Required action
Set down exactly the lines below between the line holding "Question: What does it give for the relaxed cell?" and the line holding "Answer: a = 4.531", inclusive; no other line belongs in the answer.

Supplied information
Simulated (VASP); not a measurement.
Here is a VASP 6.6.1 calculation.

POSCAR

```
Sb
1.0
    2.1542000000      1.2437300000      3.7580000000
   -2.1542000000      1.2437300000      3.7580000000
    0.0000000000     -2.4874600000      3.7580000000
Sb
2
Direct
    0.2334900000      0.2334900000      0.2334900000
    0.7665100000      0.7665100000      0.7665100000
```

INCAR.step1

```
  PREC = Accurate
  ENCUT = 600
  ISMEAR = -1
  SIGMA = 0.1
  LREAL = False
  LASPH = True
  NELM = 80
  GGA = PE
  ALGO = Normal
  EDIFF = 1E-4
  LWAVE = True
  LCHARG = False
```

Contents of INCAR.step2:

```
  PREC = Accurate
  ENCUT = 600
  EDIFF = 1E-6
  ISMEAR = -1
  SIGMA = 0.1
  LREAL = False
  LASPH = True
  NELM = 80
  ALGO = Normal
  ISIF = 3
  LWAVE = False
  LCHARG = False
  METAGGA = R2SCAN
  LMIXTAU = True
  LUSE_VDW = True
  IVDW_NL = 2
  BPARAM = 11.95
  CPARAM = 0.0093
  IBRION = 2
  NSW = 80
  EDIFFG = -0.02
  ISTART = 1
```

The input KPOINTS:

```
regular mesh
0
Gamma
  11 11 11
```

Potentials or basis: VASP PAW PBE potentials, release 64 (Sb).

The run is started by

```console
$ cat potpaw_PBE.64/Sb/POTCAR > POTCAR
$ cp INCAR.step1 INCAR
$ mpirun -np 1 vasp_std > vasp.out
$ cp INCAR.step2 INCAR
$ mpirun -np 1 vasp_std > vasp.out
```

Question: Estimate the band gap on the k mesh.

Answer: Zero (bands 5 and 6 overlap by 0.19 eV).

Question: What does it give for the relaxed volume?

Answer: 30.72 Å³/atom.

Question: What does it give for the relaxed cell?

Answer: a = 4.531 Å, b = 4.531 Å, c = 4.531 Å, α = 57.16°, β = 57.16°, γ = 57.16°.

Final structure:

Answer section
Question: What does it give for the relaxed cell?

Answer: a = 4.531 Å, b = 4.531 Å, c = 4.531 Å, α = 57.16°, β = 57.16°, γ = 57.16°.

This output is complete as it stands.